** REQUIRED ACTION **
Only these lines of the data below are wanted: the one with "Levels at points", the one with "Wall time 2.6", and any lines between them, each repeated exactly.

** STUDY MATERIAL **
+--

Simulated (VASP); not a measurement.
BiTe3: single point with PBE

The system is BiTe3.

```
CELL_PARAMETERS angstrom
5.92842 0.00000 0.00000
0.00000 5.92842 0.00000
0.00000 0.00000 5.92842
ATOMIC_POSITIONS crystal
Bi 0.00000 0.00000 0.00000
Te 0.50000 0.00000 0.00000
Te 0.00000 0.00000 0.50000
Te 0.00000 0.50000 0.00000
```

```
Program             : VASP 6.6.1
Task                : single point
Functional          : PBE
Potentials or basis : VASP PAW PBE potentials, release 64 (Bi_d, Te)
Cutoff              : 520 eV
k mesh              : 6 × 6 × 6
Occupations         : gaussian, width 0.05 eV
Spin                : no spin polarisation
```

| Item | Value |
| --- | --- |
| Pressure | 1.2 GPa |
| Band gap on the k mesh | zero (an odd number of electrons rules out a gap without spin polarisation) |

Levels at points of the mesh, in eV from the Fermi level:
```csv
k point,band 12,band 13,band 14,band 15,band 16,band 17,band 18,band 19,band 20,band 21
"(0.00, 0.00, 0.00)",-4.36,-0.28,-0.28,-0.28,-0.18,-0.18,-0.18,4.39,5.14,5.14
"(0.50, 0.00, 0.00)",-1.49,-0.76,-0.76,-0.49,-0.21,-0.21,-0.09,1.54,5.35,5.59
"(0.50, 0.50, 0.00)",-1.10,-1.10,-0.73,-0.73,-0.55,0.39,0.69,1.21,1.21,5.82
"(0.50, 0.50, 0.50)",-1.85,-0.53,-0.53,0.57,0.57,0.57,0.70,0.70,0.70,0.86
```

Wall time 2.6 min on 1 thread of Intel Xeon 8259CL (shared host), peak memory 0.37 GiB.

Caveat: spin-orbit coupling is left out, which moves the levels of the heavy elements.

+--

** TASK OUTPUT **
Levels at points of the mesh, in eV from the Fermi level:
```csv
k point,band 12,band 13,band 14,band 15,band 16,band 17,band 18,band 19,band 20,band 21
"(0.00, 0.00, 0.00)",-4.36,-0.28,-0.28,-0.28,-0.18,-0.18,-0.18,4.39,5.14,5.14
"(0.50, 0.00, 0.00)",-1.49,-0.76,-0.76,-0.49,-0.21,-0.21,-0.09,1.54,5.35,5.59
"(0.50, 0.50, 0.00)",-1.10,-1.10,-0.73,-0.73,-0.55,0.39,0.69,1.21,1.21,5.82
"(0.50, 0.50, 0.50)",-1.85,-0.53,-0.53,0.57,0.57,0.57,0.70,0.70,0.70,0.86
```

Wall time 2.6 min on 1 thread of Intel Xeon 8259CL (shared host), peak memory 0.37 GiB.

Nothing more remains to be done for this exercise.